**Assigned task:** Reproduce exactly, and only, the lines below from the one containing "1. Electronic atomisation" through the one containing "3. Thermal vibrational".

**Exercise data:**
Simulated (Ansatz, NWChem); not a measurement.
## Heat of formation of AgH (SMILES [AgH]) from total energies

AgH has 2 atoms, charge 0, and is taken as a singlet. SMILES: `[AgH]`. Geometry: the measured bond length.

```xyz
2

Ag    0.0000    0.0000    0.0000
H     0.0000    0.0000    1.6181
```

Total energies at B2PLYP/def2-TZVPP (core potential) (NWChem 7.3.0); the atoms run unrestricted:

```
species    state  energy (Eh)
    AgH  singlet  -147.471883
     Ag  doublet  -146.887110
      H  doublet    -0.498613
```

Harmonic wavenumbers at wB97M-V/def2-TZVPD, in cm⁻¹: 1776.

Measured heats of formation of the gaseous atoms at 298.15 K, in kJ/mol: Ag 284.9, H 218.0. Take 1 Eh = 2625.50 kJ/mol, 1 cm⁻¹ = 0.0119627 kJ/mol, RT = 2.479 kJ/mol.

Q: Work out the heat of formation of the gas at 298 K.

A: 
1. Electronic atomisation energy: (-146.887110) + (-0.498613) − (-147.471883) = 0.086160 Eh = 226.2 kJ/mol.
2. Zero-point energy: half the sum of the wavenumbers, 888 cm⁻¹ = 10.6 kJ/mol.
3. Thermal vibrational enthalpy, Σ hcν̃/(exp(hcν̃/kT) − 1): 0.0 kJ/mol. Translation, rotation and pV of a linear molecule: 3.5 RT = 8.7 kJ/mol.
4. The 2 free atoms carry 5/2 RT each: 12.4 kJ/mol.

**Task result:**
1. Electronic atomisation energy: (-146.887110) + (-0.498613) − (-147.471883) = 0.086160 Eh = 226.2 kJ/mol.
2. Zero-point energy: half the sum of the wavenumbers, 888 cm⁻¹ = 10.6 kJ/mol.
3. Thermal vibrational enthalpy, Σ hcν̃/(exp(hcν̃/kT) − 1): 0.0 kJ/mol. Translation, rotation and pV of a linear molecule: 3.5 RT = 8.7 kJ/mol.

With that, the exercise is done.